TASK ITEM: Every line from the start of the listing below through the line that contains "Method: PySCF with r2SCAN-D4/def2-SVP." is to be reproduced word for word.

RAW DATA:
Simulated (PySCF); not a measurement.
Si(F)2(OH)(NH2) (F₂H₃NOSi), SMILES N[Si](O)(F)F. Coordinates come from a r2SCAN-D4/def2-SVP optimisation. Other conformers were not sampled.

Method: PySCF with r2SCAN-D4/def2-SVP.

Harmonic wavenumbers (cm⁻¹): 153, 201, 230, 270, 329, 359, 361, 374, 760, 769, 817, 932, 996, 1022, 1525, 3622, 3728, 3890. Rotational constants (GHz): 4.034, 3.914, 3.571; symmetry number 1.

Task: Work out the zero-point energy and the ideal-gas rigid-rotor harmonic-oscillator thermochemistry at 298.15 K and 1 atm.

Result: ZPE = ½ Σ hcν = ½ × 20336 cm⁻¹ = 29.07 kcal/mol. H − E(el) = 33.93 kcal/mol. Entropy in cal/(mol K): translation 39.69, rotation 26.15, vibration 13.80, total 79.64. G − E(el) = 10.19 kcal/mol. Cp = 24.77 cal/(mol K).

EXERCISE SOLUTION:
Simulated (PySCF); not a measurement.
Si(F)2(OH)(NH2) (F₂H₃NOSi), SMILES N[Si](O)(F)F. Coordinates come from a r2SCAN-D4/def2-SVP optimisation. Other conformers were not sampled.

Method: PySCF with r2SCAN-D4/def2-SVP.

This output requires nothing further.